**Work task**
Could the data below be copied out in full, word for word?

**Dataset records**
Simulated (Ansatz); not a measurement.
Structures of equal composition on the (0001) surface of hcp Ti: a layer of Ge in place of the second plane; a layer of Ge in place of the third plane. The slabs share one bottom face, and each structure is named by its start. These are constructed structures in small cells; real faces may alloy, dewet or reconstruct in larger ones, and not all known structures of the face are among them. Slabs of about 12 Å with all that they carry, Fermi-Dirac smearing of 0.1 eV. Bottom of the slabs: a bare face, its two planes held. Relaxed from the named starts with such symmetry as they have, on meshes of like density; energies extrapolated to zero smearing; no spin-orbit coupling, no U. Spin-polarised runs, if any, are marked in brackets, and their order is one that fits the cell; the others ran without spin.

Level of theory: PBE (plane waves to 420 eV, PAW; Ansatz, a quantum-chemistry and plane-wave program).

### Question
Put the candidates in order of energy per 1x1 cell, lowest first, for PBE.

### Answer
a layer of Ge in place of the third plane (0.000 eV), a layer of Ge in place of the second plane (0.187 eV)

**Answer section**
Simulated (Ansatz); not a measurement.
Structures of equal composition on the (0001) surface of hcp Ti: a layer of Ge in place of the second plane; a layer of Ge in place of the third plane. The slabs share one bottom face, and each structure is named by its start. These are constructed structures in small cells; real faces may alloy, dewet or reconstruct in larger ones, and not all known structures of the face are among them. Slabs of about 12 Å with all that they carry, Fermi-Dirac smearing of 0.1 eV. Bottom of the slabs: a bare face, its two planes held. Relaxed from the named starts with such symmetry as they have, on meshes of like density; energies extrapolated to zero smearing; no spin-orbit coupling, no U. Spin-polarised runs, if any, are marked in brackets, and their order is one that fits the cell; the others ran without spin.

Level of theory: PBE (plane waves to 420 eV, PAW; Ansatz, a quantum-chemistry and plane-wave program).

### Question
Put the candidates in order of energy per 1x1 cell, lowest first, for PBE.

### Answer
a layer of Ge in place of the third plane (0.000 eV), a layer of Ge in place of the second plane (0.187 eV)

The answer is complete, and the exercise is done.